▸ **Activity**: Everything from the top of the data below through the line with "### What is being scanned?" should be duplicated exactly, and nothing past it.

○ ○ ○ ○ ○

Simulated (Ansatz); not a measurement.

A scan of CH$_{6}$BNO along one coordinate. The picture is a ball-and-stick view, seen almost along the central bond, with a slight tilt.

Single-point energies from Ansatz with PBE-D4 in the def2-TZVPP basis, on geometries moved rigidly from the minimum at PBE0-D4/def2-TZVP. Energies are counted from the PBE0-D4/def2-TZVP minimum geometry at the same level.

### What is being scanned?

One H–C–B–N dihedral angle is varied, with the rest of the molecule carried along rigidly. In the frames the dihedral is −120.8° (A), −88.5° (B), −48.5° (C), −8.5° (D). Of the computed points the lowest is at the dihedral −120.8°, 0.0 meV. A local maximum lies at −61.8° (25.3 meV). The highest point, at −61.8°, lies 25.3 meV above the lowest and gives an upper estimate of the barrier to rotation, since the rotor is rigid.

○ ○ ○ ○ ○

▸ **Written solution**:
Simulated (Ansatz); not a measurement.

A scan of CH$_{6}$BNO along one coordinate. The picture is a ball-and-stick view, seen almost along the central bond, with a slight tilt.

Single-point energies from Ansatz with PBE-D4 in the def2-TZVPP basis, on geometries moved rigidly from the minimum at PBE0-D4/def2-TZVP. Energies are counted from the PBE0-D4/def2-TZVP minimum geometry at the same level.

### What is being scanned?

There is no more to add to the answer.